─── Source information

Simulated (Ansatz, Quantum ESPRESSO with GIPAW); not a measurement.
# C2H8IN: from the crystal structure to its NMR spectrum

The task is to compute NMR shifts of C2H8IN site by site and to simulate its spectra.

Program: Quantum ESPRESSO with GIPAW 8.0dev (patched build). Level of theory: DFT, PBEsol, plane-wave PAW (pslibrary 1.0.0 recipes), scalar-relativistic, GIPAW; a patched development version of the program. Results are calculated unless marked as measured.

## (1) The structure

──────

Assigned task: Give back the complete material verbatim.

Answer box:
Simulated (Ansatz, Quantum ESPRESSO with GIPAW); not a measurement.
# C2H8IN: from the crystal structure to its NMR spectrum

The task is to compute NMR shifts of C2H8IN site by site and to simulate its spectra.

Program: Quantum ESPRESSO with GIPAW 8.0dev (patched build). Level of theory: DFT, PBEsol, plane-wave PAW (pslibrary 1.0.0 recipes), scalar-relativistic, GIPAW; a patched development version of the program. Results are calculated unless marked as measured.

## (1) The structure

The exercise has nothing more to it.